- SUPPLIED DATA:
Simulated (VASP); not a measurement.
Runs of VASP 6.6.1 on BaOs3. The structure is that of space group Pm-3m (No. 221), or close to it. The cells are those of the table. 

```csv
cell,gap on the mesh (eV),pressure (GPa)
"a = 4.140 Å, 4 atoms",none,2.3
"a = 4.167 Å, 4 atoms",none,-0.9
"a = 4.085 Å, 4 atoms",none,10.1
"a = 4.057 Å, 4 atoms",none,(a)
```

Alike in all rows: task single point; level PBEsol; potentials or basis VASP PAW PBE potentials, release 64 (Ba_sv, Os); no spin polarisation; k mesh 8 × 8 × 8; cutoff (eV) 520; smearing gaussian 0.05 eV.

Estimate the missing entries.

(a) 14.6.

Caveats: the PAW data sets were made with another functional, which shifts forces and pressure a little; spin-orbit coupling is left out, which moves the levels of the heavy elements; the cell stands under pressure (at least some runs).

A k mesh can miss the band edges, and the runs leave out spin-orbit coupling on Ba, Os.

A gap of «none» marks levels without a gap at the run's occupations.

- BRIEF: All lines from the opening of the listing above through the line that contains "A k mesh can" should be given again exactly, and nothing more.

- RESULT:
Simulated (VASP); not a measurement.
Runs of VASP 6.6.1 on BaOs3. The structure is that of space group Pm-3m (No. 221), or close to it. The cells are those of the table. 

```csv
cell,gap on the mesh (eV),pressure (GPa)
"a = 4.140 Å, 4 atoms",none,2.3
"a = 4.167 Å, 4 atoms",none,-0.9
"a = 4.085 Å, 4 atoms",none,10.1
"a = 4.057 Å, 4 atoms",none,(a)
```

Alike in all rows: task single point; level PBEsol; potentials or basis VASP PAW PBE potentials, release 64 (Ba_sv, Os); no spin polarisation; k mesh 8 × 8 × 8; cutoff (eV) 520; smearing gaussian 0.05 eV.

Estimate the missing entries.

(a) 14.6.

Caveats: the PAW data sets were made with another functional, which shifts forces and pressure a little; spin-orbit coupling is left out, which moves the levels of the heavy elements; the cell stands under pressure (at least some runs).

A k mesh can miss the band edges, and the runs leave out spin-orbit coupling on Ba, Os.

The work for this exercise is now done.